**Assignment**
Please transcribe the entries below without omitting a single character.

**Provided information**
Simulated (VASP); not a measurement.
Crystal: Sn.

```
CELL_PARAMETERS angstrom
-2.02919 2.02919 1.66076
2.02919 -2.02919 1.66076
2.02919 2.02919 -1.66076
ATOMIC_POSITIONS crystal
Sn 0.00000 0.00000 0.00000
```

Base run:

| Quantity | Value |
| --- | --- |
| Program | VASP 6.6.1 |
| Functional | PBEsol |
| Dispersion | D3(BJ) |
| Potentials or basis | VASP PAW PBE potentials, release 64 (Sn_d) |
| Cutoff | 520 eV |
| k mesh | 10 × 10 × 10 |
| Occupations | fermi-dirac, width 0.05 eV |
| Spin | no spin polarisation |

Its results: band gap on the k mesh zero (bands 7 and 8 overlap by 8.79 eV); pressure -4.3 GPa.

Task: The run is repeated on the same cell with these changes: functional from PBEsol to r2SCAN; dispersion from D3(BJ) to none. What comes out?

**Reply**
Simulated (VASP); not a measurement.
Crystal: Sn.

```
CELL_PARAMETERS angstrom
-2.02919 2.02919 1.66076
2.02919 -2.02919 1.66076
2.02919 2.02919 -1.66076
ATOMIC_POSITIONS crystal
Sn 0.00000 0.00000 0.00000
```

Base run:

| Quantity | Value |
| --- | --- |
| Program | VASP 6.6.1 |
| Functional | PBEsol |
| Dispersion | D3(BJ) |
| Potentials or basis | VASP PAW PBE potentials, release 64 (Sn_d) |
| Cutoff | 520 eV |
| k mesh | 10 × 10 × 10 |
| Occupations | fermi-dirac, width 0.05 eV |
| Spin | no spin polarisation |

Its results: band gap on the k mesh zero (bands 7 and 8 overlap by 8.79 eV); pressure -4.3 GPa.

Task: The run is repeated on the same cell with these changes: functional from PBEsol to r2SCAN; dispersion from D3(BJ) to none. What comes out?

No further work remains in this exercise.